# Brief:
For every line in the material, produce an exact copy.

# Extracted data:
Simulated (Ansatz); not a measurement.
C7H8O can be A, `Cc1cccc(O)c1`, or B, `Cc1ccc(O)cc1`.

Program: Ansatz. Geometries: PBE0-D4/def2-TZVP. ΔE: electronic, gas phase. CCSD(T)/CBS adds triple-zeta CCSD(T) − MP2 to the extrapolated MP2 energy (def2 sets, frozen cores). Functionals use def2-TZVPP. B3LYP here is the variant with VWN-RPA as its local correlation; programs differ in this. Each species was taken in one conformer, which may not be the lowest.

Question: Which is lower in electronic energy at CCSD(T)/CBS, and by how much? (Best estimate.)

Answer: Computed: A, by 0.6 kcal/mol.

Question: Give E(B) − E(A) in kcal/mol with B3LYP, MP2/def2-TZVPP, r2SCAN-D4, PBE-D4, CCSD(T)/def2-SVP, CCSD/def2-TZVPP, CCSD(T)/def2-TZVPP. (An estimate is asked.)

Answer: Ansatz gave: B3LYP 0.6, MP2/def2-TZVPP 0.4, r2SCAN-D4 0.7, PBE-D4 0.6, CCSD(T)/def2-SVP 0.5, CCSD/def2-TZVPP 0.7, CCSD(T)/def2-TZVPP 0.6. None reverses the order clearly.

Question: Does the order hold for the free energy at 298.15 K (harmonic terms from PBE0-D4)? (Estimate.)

# Reply:
Simulated (Ansatz); not a measurement.
C7H8O can be A, `Cc1cccc(O)c1`, or B, `Cc1ccc(O)cc1`.

Program: Ansatz. Geometries: PBE0-D4/def2-TZVP. ΔE: electronic, gas phase. CCSD(T)/CBS adds triple-zeta CCSD(T) − MP2 to the extrapolated MP2 energy (def2 sets, frozen cores). Functionals use def2-TZVPP. B3LYP here is the variant with VWN-RPA as its local correlation; programs differ in this. Each species was taken in one conformer, which may not be the lowest.

Question: Which is lower in electronic energy at CCSD(T)/CBS, and by how much? (Best estimate.)

Answer: Computed: A, by 0.6 kcal/mol.

Question: Give E(B) − E(A) in kcal/mol with B3LYP, MP2/def2-TZVPP, r2SCAN-D4, PBE-D4, CCSD(T)/def2-SVP, CCSD/def2-TZVPP, CCSD(T)/def2-TZVPP. (An estimate is asked.)

Answer: Ansatz gave: B3LYP 0.6, MP2/def2-TZVPP 0.4, r2SCAN-D4 0.7, PBE-D4 0.6, CCSD(T)/def2-SVP 0.5, CCSD/def2-TZVPP 0.7, CCSD(T)/def2-TZVPP 0.6. None reverses the order clearly.

Question: Does the order hold for the free energy at 298.15 K (harmonic terms from PBE0-D4)? (Estimate.)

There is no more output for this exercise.